- **Requirement**: What are the lines of the listing below, word for word, from the first down to the one that contains "The cell is a database's computed one."?

● ● ● ●

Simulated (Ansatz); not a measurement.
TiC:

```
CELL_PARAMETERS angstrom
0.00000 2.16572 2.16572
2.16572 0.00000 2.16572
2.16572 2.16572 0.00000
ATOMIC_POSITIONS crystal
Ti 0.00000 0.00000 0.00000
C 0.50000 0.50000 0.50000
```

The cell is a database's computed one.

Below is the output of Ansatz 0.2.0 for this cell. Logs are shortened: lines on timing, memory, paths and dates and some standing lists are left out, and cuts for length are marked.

● ● ● ●

- **Task result**:
Simulated (Ansatz); not a measurement.
TiC:

```
CELL_PARAMETERS angstrom
0.00000 2.16572 2.16572
2.16572 0.00000 2.16572
2.16572 2.16572 0.00000
ATOMIC_POSITIONS crystal
Ti 0.00000 0.00000 0.00000
C 0.50000 0.50000 0.50000
```

The cell is a database's computed one.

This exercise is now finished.